** Opening Recorded information block **

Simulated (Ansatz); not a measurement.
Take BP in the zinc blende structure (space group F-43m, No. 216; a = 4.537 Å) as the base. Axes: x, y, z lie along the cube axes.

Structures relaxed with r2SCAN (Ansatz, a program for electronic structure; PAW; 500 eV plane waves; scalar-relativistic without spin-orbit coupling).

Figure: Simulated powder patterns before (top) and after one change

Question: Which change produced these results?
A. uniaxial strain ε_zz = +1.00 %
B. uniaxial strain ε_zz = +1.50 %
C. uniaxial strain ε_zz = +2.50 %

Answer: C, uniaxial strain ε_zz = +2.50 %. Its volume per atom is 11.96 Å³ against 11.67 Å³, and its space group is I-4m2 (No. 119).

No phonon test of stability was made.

** Closing Recorded information block **

[Task item]: Beginning with the line holding "A. uniaxial strain ε_zz = +1.00 %" and ending with the line holding "Answer: C, uniaxial", write out the stretch of material above exactly; add no further lines.

[Answer area]:
A. uniaxial strain ε_zz = +1.00 %
B. uniaxial strain ε_zz = +1.50 %
C. uniaxial strain ε_zz = +2.50 %

Answer: C, uniaxial strain ε_zz = +2.50 %. Its volume per atom is 11.96 Å³ against 11.67 Å³, and its space group is I-4m2 (No. 119).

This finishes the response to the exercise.